◆ AVAILABLE DATA:
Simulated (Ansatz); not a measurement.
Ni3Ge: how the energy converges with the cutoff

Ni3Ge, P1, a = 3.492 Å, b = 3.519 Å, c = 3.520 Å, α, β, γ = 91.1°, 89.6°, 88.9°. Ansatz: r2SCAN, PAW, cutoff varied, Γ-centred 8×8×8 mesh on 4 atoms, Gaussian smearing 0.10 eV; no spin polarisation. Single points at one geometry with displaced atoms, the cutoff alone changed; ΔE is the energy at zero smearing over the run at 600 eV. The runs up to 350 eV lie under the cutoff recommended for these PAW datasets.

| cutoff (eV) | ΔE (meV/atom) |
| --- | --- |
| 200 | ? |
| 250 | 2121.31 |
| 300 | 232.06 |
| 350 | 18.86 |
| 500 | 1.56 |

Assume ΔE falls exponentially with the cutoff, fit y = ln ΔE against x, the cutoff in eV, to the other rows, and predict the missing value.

◆ EXERCISE: Exact repetition is required: return every record shown above.

◆ TASK RESPONSE:
Simulated (Ansatz); not a measurement.
Ni3Ge: how the energy converges with the cutoff

Ni3Ge, P1, a = 3.492 Å, b = 3.519 Å, c = 3.520 Å, α, β, γ = 91.1°, 89.6°, 88.9°. Ansatz: r2SCAN, PAW, cutoff varied, Γ-centred 8×8×8 mesh on 4 atoms, Gaussian smearing 0.10 eV; no spin polarisation. Single points at one geometry with displaced atoms, the cutoff alone changed; ΔE is the energy at zero smearing over the run at 600 eV. The runs up to 350 eV lie under the cutoff recommended for these PAW datasets.

| cutoff (eV) | ΔE (meV/atom) |
| --- | --- |
| 200 | ? |
| 250 | 2121.31 |
| 300 | 232.06 |
| 350 | 18.86 |
| 500 | 1.56 |

Assume ΔE falls exponentially with the cutoff, fit y = ln ΔE against x, the cutoff in eV, to the other rows, and predict the missing value.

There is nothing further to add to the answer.